_Brief_: Once you have read the listing, print all of it word for word.

_Extracted entries_:
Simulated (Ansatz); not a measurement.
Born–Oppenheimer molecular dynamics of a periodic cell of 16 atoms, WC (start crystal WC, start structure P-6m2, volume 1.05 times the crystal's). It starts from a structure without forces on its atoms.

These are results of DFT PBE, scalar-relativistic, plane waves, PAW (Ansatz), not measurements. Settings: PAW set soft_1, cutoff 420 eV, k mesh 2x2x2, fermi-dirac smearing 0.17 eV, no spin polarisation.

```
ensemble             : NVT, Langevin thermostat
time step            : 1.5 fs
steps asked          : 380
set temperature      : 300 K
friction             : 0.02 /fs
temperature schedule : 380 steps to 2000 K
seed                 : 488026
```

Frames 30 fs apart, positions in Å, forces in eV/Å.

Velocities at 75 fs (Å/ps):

_Your response_:
Simulated (Ansatz); not a measurement.
Born–Oppenheimer molecular dynamics of a periodic cell of 16 atoms, WC (start crystal WC, start structure P-6m2, volume 1.05 times the crystal's). It starts from a structure without forces on its atoms.

These are results of DFT PBE, scalar-relativistic, plane waves, PAW (Ansatz), not measurements. Settings: PAW set soft_1, cutoff 420 eV, k mesh 2x2x2, fermi-dirac smearing 0.17 eV, no spin polarisation.

```
ensemble             : NVT, Langevin thermostat
time step            : 1.5 fs
steps asked          : 380
set temperature      : 300 K
friction             : 0.02 /fs
temperature schedule : 380 steps to 2000 K
seed                 : 488026
```

Frames 30 fs apart, positions in Å, forces in eV/Å.

Velocities at 75 fs (Å/ps):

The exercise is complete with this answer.